> _Work item_
In the entries below, find the line with "Find the principal" and the line with "Find the vibrational"; give again those lines and every line between them, exactly.

(Entries supplied begins)
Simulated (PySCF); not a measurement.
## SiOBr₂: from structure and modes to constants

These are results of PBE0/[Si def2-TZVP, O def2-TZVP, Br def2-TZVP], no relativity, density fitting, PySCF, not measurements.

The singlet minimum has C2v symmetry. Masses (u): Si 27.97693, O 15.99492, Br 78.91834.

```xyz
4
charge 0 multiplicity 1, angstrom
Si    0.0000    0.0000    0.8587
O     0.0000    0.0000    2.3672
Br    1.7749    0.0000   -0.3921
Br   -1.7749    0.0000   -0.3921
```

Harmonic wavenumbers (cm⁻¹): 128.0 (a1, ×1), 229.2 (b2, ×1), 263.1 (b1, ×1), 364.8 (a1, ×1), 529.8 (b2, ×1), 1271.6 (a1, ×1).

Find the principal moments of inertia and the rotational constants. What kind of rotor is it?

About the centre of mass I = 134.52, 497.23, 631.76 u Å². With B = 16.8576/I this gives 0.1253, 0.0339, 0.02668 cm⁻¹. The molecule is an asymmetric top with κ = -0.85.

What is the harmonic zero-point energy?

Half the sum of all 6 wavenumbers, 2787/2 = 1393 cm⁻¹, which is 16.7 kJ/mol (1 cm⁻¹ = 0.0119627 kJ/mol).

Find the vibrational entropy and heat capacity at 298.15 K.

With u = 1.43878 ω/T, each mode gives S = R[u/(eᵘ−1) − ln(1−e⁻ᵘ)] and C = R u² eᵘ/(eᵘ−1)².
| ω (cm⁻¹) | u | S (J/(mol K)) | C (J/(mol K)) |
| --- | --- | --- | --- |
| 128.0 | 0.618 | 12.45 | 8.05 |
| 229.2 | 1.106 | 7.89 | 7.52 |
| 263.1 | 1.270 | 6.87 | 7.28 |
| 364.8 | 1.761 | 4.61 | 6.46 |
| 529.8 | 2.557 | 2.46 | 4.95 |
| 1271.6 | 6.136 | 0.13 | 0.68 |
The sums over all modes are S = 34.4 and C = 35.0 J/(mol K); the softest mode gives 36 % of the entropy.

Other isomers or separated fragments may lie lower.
(Entries supplied ends)

> _Written answer_
Find the principal moments of inertia and the rotational constants. What kind of rotor is it?

About the centre of mass I = 134.52, 497.23, 631.76 u Å². With B = 16.8576/I this gives 0.1253, 0.0339, 0.02668 cm⁻¹. The molecule is an asymmetric top with κ = -0.85.

What is the harmonic zero-point energy?

Half the sum of all 6 wavenumbers, 2787/2 = 1393 cm⁻¹, which is 16.7 kJ/mol (1 cm⁻¹ = 0.0119627 kJ/mol).

Find the vibrational entropy and heat capacity at 298.15 K.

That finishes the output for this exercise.